Action item: Out of the material that follows, write out exactly the lines from the line with "VASP | Ansatz |" to the line with "Solution. gap on", both ends included, and no others.

Listed entries section start
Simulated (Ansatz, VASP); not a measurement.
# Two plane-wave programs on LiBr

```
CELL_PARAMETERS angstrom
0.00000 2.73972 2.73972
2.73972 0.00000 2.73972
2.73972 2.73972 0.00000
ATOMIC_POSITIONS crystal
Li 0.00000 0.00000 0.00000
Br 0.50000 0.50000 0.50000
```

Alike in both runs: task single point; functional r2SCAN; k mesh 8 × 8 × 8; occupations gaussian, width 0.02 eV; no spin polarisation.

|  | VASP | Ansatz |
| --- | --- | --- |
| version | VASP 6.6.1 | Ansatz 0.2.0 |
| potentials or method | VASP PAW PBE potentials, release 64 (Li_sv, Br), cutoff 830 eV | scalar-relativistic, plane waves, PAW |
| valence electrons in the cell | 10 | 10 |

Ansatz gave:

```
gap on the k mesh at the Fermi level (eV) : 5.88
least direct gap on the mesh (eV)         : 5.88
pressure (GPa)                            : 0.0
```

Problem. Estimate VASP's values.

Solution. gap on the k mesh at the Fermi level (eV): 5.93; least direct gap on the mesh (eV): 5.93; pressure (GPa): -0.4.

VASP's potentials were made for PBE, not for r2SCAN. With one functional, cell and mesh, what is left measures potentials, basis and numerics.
Listed entries section end

Exercise response:
|  | VASP | Ansatz |
| --- | --- | --- |
| version | VASP 6.6.1 | Ansatz 0.2.0 |
| potentials or method | VASP PAW PBE potentials, release 64 (Li_sv, Br), cutoff 830 eV | scalar-relativistic, plane waves, PAW |
| valence electrons in the cell | 10 | 10 |

Ansatz gave:

```
gap on the k mesh at the Fermi level (eV) : 5.88
least direct gap on the mesh (eV)         : 5.88
pressure (GPa)                            : 0.0
```

Problem. Estimate VASP's values.

Solution. gap on the k mesh at the Fermi level (eV): 5.93; least direct gap on the mesh (eV): 5.93; pressure (GPa): -0.4.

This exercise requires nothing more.